→ WORK ITEM
Restate word for word the lines of the material below, from the line with "# A VASP study" to the line with "What structure does", both lines included, and no others.

→ DATA SHOWN
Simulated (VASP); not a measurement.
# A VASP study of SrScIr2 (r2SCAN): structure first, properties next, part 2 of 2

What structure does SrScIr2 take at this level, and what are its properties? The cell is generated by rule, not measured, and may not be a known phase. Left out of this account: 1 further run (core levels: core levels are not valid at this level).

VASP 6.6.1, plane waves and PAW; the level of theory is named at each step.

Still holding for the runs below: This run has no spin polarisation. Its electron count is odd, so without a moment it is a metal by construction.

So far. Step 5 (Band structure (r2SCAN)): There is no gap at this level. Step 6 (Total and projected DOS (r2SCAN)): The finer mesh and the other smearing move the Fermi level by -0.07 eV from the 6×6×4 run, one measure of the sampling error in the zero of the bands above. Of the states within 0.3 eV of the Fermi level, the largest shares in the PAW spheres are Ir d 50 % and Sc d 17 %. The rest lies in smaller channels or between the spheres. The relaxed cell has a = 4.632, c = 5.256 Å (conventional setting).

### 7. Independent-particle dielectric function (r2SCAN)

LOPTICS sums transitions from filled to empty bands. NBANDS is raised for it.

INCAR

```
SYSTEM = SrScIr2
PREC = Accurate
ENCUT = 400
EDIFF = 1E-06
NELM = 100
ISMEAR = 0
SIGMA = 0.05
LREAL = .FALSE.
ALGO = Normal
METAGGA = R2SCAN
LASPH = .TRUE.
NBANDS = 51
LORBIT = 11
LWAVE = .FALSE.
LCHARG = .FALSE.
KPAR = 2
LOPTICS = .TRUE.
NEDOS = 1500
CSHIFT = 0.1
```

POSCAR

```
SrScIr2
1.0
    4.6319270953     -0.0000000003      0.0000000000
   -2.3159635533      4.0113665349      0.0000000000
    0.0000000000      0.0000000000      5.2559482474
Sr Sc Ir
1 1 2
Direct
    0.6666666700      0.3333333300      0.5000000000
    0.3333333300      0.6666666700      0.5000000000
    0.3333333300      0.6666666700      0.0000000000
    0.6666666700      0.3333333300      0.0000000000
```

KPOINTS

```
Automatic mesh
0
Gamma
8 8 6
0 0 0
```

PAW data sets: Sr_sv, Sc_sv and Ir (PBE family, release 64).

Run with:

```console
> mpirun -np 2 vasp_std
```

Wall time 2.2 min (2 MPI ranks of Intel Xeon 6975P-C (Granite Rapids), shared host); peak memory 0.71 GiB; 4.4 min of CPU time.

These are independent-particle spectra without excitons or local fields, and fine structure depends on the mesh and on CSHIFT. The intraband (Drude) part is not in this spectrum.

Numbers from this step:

→ YOUR RESPONSE
# A VASP study of SrScIr2 (r2SCAN): structure first, properties next, part 2 of 2

What structure does SrScIr2 take at this level, and what are its properties? The cell is generated by rule, not measured, and may not be a known phase. Left out of this account: 1 further run (core levels: core levels are not valid at this level).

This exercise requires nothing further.